Records shown |
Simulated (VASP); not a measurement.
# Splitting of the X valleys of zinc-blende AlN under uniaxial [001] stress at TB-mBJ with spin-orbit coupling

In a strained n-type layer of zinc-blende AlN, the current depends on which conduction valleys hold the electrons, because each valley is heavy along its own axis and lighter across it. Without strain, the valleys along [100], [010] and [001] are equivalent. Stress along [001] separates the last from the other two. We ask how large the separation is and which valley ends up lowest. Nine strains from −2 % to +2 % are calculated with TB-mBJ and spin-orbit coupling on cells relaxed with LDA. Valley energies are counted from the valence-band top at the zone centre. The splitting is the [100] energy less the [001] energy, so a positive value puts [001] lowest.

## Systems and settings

Work request | Extract from the records above the lines from the one containing "# Splitting of" to the one containing "In a strained", both lines included, exactly as they appear and with nothing else.

Your response |
# Splitting of the X valleys of zinc-blende AlN under uniaxial [001] stress at TB-mBJ with spin-orbit coupling

In a strained n-type layer of zinc-blende AlN, the current depends on which conduction valleys hold the electrons, because each valley is heavy along its own axis and lighter across it. Without strain, the valleys along [100], [010] and [001] are equivalent. Stress along [001] separates the last from the other two. We ask how large the separation is and which valley ends up lowest. Nine strains from −2 % to +2 % are calculated with TB-mBJ and spin-orbit coupling on cells relaxed with LDA. Valley energies are counted from the valence-band top at the zone centre. The splitting is the [100] energy less the [001] energy, so a positive value puts [001] lowest.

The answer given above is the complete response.